- EXERCISE DATA -
:::
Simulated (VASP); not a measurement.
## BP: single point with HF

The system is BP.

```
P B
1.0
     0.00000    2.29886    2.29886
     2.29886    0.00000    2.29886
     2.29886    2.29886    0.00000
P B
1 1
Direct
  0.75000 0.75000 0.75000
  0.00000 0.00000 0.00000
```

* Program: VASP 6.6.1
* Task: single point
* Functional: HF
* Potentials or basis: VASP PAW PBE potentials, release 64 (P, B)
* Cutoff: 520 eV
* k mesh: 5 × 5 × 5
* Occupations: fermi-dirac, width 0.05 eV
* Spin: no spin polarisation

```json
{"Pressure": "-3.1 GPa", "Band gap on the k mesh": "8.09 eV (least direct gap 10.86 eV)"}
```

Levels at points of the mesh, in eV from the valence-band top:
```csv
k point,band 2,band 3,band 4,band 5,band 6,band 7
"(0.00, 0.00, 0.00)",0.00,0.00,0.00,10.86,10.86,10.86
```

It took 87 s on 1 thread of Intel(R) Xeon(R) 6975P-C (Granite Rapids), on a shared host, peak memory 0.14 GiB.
:::

Each line from the start of the records through the line holding "release 64 (P, B)" must be returned exactly; nothing else belongs in the answer.

Simulated (VASP); not a measurement.
## BP: single point with HF

The system is BP.

```
P B
1.0
     0.00000    2.29886    2.29886
     2.29886    0.00000    2.29886
     2.29886    2.29886    0.00000
P B
1 1
Direct
  0.75000 0.75000 0.75000
  0.00000 0.00000 0.00000
```

* Program: VASP 6.6.1
* Task: single point
* Functional: HF
* Potentials or basis: VASP PAW PBE potentials, release 64 (P, B)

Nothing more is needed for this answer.